EXERCISE ▸ The lines from the start of the data through the line containing "Cell that was" are to be reproduced exactly, both ends included.

------------------------------------------------------------------------

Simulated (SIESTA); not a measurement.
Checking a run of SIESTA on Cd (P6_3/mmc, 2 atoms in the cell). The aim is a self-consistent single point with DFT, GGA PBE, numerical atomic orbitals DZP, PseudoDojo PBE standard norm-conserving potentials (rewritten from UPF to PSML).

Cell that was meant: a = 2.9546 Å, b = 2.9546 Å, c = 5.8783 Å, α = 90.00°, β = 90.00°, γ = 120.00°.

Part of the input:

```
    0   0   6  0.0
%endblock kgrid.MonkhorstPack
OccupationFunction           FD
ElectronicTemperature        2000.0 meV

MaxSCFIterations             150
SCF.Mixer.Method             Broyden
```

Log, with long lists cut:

------------------------------------------------------------------------

YOUR RESPONSE ▸
Simulated (SIESTA); not a measurement.
Checking a run of SIESTA on Cd (P6_3/mmc, 2 atoms in the cell). The aim is a self-consistent single point with DFT, GGA PBE, numerical atomic orbitals DZP, PseudoDojo PBE standard norm-conserving potentials (rewritten from UPF to PSML).

Cell that was meant: a = 2.9546 Å, b = 2.9546 Å, c = 5.8783 Å, α = 90.00°, β = 90.00°, γ = 120.00°.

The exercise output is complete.